::: ENTRIES SHOWN
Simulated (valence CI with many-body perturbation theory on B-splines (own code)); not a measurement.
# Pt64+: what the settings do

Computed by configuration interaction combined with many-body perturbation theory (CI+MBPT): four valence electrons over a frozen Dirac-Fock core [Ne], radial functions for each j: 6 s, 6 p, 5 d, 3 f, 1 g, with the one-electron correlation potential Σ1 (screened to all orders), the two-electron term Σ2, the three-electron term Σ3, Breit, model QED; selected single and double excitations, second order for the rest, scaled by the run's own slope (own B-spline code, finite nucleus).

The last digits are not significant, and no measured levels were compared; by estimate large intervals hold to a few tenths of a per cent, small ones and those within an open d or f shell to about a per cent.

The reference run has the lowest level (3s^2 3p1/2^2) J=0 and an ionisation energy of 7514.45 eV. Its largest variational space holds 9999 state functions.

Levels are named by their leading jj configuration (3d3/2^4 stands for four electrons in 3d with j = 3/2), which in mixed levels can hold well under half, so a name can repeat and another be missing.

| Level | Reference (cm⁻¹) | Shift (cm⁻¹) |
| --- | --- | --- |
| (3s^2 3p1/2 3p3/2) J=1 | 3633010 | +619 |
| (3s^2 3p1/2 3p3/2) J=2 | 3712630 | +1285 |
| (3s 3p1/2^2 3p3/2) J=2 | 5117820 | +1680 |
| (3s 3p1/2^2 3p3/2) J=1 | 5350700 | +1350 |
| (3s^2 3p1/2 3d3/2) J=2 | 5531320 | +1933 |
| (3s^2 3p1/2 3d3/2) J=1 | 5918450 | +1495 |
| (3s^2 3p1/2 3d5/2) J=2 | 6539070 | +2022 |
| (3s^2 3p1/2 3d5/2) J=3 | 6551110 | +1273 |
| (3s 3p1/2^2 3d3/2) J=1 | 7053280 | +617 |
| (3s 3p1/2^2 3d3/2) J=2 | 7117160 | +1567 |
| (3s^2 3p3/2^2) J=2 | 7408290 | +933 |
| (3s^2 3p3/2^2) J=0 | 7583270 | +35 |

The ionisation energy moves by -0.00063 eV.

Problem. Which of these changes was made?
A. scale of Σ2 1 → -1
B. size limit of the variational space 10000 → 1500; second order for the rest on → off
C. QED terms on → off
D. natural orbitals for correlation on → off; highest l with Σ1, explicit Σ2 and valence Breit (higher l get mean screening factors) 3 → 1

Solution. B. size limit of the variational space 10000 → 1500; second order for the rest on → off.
::::::

* _EXERCISE_
What you give back should be exactly the lines of the data above from the line with "3633010 | +619 |" through the line with "D. natural orbitals", both of those included, and nothing more.

* _WRITTEN REPLY_
| (3s^2 3p1/2 3p3/2) J=1 | 3633010 | +619 |
| (3s^2 3p1/2 3p3/2) J=2 | 3712630 | +1285 |
| (3s 3p1/2^2 3p3/2) J=2 | 5117820 | +1680 |
| (3s 3p1/2^2 3p3/2) J=1 | 5350700 | +1350 |
| (3s^2 3p1/2 3d3/2) J=2 | 5531320 | +1933 |
| (3s^2 3p1/2 3d3/2) J=1 | 5918450 | +1495 |
| (3s^2 3p1/2 3d5/2) J=2 | 6539070 | +2022 |
| (3s^2 3p1/2 3d5/2) J=3 | 6551110 | +1273 |
| (3s 3p1/2^2 3d3/2) J=1 | 7053280 | +617 |
| (3s 3p1/2^2 3d3/2) J=2 | 7117160 | +1567 |
| (3s^2 3p3/2^2) J=2 | 7408290 | +933 |
| (3s^2 3p3/2^2) J=0 | 7583270 | +35 |

The ionisation energy moves by -0.00063 eV.

Problem. Which of these changes was made?
A. scale of Σ2 1 → -1
B. size limit of the variational space 10000 → 1500; second order for the rest on → off
C. QED terms on → off
D. natural orbitals for correlation on → off; highest l with Σ1, explicit Σ2 and valence Breit (higher l get mean screening factors) 3 → 1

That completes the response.